DATA FOR REVIEW >>
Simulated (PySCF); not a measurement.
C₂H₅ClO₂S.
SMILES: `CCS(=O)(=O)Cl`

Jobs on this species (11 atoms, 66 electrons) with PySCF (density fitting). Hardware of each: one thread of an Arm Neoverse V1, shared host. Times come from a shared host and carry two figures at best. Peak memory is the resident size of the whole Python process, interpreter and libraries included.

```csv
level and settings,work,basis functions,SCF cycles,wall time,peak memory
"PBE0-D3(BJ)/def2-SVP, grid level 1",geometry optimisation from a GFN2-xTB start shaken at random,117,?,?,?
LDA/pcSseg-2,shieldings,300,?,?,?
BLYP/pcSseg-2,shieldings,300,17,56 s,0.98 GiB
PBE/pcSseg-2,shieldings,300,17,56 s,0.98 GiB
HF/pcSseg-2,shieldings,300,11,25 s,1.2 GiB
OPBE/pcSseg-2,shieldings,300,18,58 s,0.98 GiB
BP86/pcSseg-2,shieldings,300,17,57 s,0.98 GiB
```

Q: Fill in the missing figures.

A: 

WORK REQUEST >> When you retype the entries above, keep every line identical to the source.

RESPONSE AREA >>
Simulated (PySCF); not a measurement.
C₂H₅ClO₂S.
SMILES: `CCS(=O)(=O)Cl`

Jobs on this species (11 atoms, 66 electrons) with PySCF (density fitting). Hardware of each: one thread of an Arm Neoverse V1, shared host. Times come from a shared host and carry two figures at best. Peak memory is the resident size of the whole Python process, interpreter and libraries included.

```csv
level and settings,work,basis functions,SCF cycles,wall time,peak memory
"PBE0-D3(BJ)/def2-SVP, grid level 1",geometry optimisation from a GFN2-xTB start shaken at random,117,?,?,?
LDA/pcSseg-2,shieldings,300,?,?,?
BLYP/pcSseg-2,shieldings,300,17,56 s,0.98 GiB
PBE/pcSseg-2,shieldings,300,17,56 s,0.98 GiB
HF/pcSseg-2,shieldings,300,11,25 s,1.2 GiB
OPBE/pcSseg-2,shieldings,300,18,58 s,0.98 GiB
BP86/pcSseg-2,shieldings,300,17,57 s,0.98 GiB
```

Q: Fill in the missing figures.

A: 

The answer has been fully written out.